THE DATA —
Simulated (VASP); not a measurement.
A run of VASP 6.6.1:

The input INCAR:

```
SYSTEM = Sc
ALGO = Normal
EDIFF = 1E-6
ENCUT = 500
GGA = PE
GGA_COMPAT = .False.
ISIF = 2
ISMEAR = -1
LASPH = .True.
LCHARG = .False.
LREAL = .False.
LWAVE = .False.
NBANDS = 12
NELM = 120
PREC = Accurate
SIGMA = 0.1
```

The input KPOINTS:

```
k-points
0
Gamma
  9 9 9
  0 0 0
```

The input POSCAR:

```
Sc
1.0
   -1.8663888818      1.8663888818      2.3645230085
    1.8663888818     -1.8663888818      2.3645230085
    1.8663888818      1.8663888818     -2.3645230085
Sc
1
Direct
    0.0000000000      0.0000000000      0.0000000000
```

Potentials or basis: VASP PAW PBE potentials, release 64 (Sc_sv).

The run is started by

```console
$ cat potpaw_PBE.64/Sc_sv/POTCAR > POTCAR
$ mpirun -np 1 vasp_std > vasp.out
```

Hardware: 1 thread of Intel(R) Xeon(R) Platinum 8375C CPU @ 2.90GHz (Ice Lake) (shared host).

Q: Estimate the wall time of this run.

WORK ORDER — Keeping every character as it is, restate the lines above that run from the line with "Potentials or basis: VASP" through the line with "Hardware: 1 thread", both included, and nothing else.

YOUR RESPONSE —
Potentials or basis: VASP PAW PBE potentials, release 64 (Sc_sv).

The run is started by

```console
$ cat potpaw_PBE.64/Sc_sv/POTCAR > POTCAR
$ mpirun -np 1 vasp_std > vasp.out
```

Hardware: 1 thread of Intel(R) Xeon(R) Platinum 8375C CPU @ 2.90GHz (Ice Lake) (shared host).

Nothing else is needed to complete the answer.